DATA LISTING.
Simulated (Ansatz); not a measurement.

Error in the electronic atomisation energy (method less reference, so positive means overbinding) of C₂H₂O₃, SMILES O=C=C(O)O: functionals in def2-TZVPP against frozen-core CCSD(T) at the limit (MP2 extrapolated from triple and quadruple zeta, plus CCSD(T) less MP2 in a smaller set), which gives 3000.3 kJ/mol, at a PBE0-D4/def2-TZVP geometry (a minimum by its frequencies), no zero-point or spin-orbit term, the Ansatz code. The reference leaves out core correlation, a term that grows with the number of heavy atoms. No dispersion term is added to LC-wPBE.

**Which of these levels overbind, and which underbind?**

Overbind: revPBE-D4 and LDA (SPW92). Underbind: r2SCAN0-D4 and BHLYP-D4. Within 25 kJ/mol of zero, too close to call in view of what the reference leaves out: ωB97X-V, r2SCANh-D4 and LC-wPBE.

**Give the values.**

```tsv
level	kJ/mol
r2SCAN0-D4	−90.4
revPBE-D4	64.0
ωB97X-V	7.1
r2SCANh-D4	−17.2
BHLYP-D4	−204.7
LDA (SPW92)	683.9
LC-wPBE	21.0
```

EXERCISE.
Take the listing above from its first line through the line containing "and which underbind?**", and transcribe that stretch exactly, with no other lines.

PROBLEM SOLUTION.
Simulated (Ansatz); not a measurement.

Error in the electronic atomisation energy (method less reference, so positive means overbinding) of C₂H₂O₃, SMILES O=C=C(O)O: functionals in def2-TZVPP against frozen-core CCSD(T) at the limit (MP2 extrapolated from triple and quadruple zeta, plus CCSD(T) less MP2 in a smaller set), which gives 3000.3 kJ/mol, at a PBE0-D4/def2-TZVP geometry (a minimum by its frequencies), no zero-point or spin-orbit term, the Ansatz code. The reference leaves out core correlation, a term that grows with the number of heavy atoms. No dispersion term is added to LC-wPBE.

**Which of these levels overbind, and which underbind?**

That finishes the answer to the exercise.